* RECORDS SUPPLIED:
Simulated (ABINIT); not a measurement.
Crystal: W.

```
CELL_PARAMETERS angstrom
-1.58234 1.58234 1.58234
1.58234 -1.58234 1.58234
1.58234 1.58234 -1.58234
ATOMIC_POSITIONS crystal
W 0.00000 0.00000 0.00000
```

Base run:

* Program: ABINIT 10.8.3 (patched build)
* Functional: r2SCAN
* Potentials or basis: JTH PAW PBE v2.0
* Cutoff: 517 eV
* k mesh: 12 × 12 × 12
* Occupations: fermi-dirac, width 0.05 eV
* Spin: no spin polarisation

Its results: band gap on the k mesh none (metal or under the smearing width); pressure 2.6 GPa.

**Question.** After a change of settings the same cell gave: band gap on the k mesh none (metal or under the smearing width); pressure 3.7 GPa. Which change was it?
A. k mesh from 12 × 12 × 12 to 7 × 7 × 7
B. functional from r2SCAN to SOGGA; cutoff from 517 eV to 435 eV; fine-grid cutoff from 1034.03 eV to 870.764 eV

* ASSIGNED TASK: Output every record above in full, exactly as it reads.

* EXPECTED ANSWER:
Simulated (ABINIT); not a measurement.
Crystal: W.

```
CELL_PARAMETERS angstrom
-1.58234 1.58234 1.58234
1.58234 -1.58234 1.58234
1.58234 1.58234 -1.58234
ATOMIC_POSITIONS crystal
W 0.00000 0.00000 0.00000
```

Base run:

* Program: ABINIT 10.8.3 (patched build)
* Functional: r2SCAN
* Potentials or basis: JTH PAW PBE v2.0
* Cutoff: 517 eV
* k mesh: 12 × 12 × 12
* Occupations: fermi-dirac, width 0.05 eV
* Spin: no spin polarisation

Its results: band gap on the k mesh none (metal or under the smearing width); pressure 2.6 GPa.

**Question.** After a change of settings the same cell gave: band gap on the k mesh none (metal or under the smearing width); pressure 3.7 GPa. Which change was it?
A. k mesh from 12 × 12 × 12 to 7 × 7 × 7
B. functional from r2SCAN to SOGGA; cutoff from 517 eV to 435 eV; fine-grid cutoff from 1034.03 eV to 870.764 eV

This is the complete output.